## REQUIRED ACTION
Extract every entry word for word.

>>>>

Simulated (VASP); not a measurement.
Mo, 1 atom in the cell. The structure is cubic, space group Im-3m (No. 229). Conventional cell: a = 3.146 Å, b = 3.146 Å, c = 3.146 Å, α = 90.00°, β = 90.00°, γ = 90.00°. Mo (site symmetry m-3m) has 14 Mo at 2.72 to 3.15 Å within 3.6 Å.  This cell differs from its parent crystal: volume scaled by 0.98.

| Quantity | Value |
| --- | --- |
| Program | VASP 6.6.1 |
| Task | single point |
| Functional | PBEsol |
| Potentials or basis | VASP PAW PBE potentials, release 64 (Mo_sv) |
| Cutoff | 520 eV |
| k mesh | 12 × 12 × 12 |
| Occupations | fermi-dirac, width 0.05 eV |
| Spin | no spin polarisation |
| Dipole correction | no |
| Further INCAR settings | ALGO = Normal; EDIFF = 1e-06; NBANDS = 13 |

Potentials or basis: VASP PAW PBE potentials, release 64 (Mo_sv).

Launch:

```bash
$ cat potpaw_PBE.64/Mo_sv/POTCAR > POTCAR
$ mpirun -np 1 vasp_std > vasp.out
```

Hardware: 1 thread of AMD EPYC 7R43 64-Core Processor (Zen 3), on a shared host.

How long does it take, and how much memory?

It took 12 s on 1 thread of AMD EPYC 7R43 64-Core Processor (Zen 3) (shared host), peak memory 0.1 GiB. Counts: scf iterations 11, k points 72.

<<<<

## RESPONSE BOX
Simulated (VASP); not a measurement.
Mo, 1 atom in the cell. The structure is cubic, space group Im-3m (No. 229). Conventional cell: a = 3.146 Å, b = 3.146 Å, c = 3.146 Å, α = 90.00°, β = 90.00°, γ = 90.00°. Mo (site symmetry m-3m) has 14 Mo at 2.72 to 3.15 Å within 3.6 Å.  This cell differs from its parent crystal: volume scaled by 0.98.

| Quantity | Value |
| --- | --- |
| Program | VASP 6.6.1 |
| Task | single point |
| Functional | PBEsol |
| Potentials or basis | VASP PAW PBE potentials, release 64 (Mo_sv) |
| Cutoff | 520 eV |
| k mesh | 12 × 12 × 12 |
| Occupations | fermi-dirac, width 0.05 eV |
| Spin | no spin polarisation |
| Dipole correction | no |
| Further INCAR settings | ALGO = Normal; EDIFF = 1e-06; NBANDS = 13 |

Potentials or basis: VASP PAW PBE potentials, release 64 (Mo_sv).

Launch:

```bash
$ cat potpaw_PBE.64/Mo_sv/POTCAR > POTCAR
$ mpirun -np 1 vasp_std > vasp.out
```

Hardware: 1 thread of AMD EPYC 7R43 64-Core Processor (Zen 3), on a shared host.

How long does it take, and how much memory?

It took 12 s on 1 thread of AMD EPYC 7R43 64-Core Processor (Zen 3) (shared host), peak memory 0.1 GiB. Counts: scf iterations 11, k points 72.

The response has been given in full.